The answer should consist solely of the lines from the first one below through the line containing "## Matrices over normalised Gaussians", copied exactly.

** Source material follows **

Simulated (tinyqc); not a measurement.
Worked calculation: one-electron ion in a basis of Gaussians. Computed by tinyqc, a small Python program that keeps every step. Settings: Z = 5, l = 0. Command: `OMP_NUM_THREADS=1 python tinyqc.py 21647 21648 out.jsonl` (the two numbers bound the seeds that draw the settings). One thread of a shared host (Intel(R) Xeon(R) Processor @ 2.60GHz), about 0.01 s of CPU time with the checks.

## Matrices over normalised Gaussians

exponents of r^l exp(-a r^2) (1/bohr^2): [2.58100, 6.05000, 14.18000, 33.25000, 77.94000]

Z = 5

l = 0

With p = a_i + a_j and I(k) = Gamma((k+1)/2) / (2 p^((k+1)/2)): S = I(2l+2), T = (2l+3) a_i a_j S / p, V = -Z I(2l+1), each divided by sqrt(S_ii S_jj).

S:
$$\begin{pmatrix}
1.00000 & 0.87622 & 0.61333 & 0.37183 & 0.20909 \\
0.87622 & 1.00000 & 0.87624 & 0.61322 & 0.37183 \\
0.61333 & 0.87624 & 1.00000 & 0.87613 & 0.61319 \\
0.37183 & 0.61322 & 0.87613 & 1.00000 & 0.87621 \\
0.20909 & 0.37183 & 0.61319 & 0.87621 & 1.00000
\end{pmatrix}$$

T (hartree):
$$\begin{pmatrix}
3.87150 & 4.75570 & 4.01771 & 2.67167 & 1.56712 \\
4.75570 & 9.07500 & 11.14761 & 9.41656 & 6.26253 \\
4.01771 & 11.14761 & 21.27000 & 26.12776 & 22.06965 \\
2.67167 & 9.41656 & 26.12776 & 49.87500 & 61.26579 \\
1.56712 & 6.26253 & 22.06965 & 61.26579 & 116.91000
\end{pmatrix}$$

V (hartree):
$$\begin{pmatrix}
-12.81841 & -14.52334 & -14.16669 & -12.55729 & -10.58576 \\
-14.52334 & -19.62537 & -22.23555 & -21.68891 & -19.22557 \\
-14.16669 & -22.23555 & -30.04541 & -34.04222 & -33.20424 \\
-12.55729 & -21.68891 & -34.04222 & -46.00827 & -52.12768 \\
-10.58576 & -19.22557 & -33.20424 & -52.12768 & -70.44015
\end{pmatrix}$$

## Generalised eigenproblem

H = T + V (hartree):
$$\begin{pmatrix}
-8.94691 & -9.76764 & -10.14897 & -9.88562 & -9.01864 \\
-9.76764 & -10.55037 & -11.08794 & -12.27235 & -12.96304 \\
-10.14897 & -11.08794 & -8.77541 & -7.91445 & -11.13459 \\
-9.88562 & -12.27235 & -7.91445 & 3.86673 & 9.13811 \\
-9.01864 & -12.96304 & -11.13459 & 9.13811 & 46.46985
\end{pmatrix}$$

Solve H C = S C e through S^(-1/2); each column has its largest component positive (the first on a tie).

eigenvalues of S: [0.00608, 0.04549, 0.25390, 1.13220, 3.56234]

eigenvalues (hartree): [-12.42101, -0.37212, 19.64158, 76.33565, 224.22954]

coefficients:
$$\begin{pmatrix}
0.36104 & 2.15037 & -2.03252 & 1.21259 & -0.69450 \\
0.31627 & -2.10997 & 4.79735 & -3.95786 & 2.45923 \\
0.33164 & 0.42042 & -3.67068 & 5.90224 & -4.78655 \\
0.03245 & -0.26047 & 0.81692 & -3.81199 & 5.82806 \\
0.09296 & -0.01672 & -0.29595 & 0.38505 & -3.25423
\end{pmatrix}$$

** End of Source material **

* **Task answer**
Simulated (tinyqc); not a measurement.
Worked calculation: one-electron ion in a basis of Gaussians. Computed by tinyqc, a small Python program that keeps every step. Settings: Z = 5, l = 0. Command: `OMP_NUM_THREADS=1 python tinyqc.py 21647 21648 out.jsonl` (the two numbers bound the seeds that draw the settings). One thread of a shared host (Intel(R) Xeon(R) Processor @ 2.60GHz), about 0.01 s of CPU time with the checks.

## Matrices over normalised Gaussians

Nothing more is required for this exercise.